Dataset ▸
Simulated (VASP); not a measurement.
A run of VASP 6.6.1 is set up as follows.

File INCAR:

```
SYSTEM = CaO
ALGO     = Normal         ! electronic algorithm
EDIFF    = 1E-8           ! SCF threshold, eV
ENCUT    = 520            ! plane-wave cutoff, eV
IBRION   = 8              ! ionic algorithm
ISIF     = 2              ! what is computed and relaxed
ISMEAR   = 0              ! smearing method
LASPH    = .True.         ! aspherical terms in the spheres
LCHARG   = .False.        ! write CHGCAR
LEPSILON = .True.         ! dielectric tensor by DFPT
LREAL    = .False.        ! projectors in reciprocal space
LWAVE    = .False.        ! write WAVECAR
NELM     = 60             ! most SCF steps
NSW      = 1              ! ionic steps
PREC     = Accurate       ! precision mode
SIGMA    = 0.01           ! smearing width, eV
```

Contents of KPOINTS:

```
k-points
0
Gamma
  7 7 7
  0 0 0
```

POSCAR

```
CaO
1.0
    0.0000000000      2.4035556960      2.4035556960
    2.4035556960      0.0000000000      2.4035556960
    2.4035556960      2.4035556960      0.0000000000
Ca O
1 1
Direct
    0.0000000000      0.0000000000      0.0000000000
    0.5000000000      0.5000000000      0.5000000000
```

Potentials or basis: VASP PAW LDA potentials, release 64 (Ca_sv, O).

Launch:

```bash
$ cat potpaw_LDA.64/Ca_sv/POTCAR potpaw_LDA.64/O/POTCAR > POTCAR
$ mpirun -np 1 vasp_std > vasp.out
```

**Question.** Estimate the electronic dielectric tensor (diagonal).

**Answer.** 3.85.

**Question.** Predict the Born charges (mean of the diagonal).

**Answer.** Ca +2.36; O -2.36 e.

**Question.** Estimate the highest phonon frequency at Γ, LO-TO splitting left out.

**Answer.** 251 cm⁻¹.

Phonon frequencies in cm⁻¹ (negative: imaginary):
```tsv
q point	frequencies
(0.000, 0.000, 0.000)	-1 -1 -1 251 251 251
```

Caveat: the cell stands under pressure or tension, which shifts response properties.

Required action ▸ Print the material above verbatim, first line through the line containing "Ca +2.36; O -2.36 e.", both included.

Your solution ▸
Simulated (VASP); not a measurement.
A run of VASP 6.6.1 is set up as follows.

File INCAR:

```
SYSTEM = CaO
ALGO     = Normal         ! electronic algorithm
EDIFF    = 1E-8           ! SCF threshold, eV
ENCUT    = 520            ! plane-wave cutoff, eV
IBRION   = 8              ! ionic algorithm
ISIF     = 2              ! what is computed and relaxed
ISMEAR   = 0              ! smearing method
LASPH    = .True.         ! aspherical terms in the spheres
LCHARG   = .False.        ! write CHGCAR
LEPSILON = .True.         ! dielectric tensor by DFPT
LREAL    = .False.        ! projectors in reciprocal space
LWAVE    = .False.        ! write WAVECAR
NELM     = 60             ! most SCF steps
NSW      = 1              ! ionic steps
PREC     = Accurate       ! precision mode
SIGMA    = 0.01           ! smearing width, eV
```

Contents of KPOINTS:

```
k-points
0
Gamma
  7 7 7
  0 0 0
```

POSCAR

```
CaO
1.0
    0.0000000000      2.4035556960      2.4035556960
    2.4035556960      0.0000000000      2.4035556960
    2.4035556960      2.4035556960      0.0000000000
Ca O
1 1
Direct
    0.0000000000      0.0000000000      0.0000000000
    0.5000000000      0.5000000000      0.5000000000
```

Potentials or basis: VASP PAW LDA potentials, release 64 (Ca_sv, O).

Launch:

```bash
$ cat potpaw_LDA.64/Ca_sv/POTCAR potpaw_LDA.64/O/POTCAR > POTCAR
$ mpirun -np 1 vasp_std > vasp.out
```

**Question.** Estimate the electronic dielectric tensor (diagonal).

**Answer.** 3.85.

**Question.** Predict the Born charges (mean of the diagonal).

**Answer.** Ca +2.36; O -2.36 e.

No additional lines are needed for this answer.